▶ Assignment: Your task is to set down the records below again, exactly.

╭──
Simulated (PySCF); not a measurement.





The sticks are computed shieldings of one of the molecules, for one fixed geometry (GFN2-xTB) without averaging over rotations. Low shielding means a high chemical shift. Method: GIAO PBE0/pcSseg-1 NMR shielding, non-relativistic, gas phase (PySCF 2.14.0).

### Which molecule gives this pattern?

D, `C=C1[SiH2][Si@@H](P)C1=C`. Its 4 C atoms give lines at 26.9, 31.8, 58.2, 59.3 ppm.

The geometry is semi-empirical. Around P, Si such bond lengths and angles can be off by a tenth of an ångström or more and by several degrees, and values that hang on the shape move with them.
╰──

▶ Your solution:
Simulated (PySCF); not a measurement.





The sticks are computed shieldings of one of the molecules, for one fixed geometry (GFN2-xTB) without averaging over rotations. Low shielding means a high chemical shift. Method: GIAO PBE0/pcSseg-1 NMR shielding, non-relativistic, gas phase (PySCF 2.14.0).

### Which molecule gives this pattern?

D, `C=C1[SiH2][Si@@H](P)C1=C`. Its 4 C atoms give lines at 26.9, 31.8, 58.2, 59.3 ppm.

The geometry is semi-empirical. Around P, Si such bond lengths and angles can be off by a tenth of an ångström or more and by several degrees, and values that hang on the shape move with them.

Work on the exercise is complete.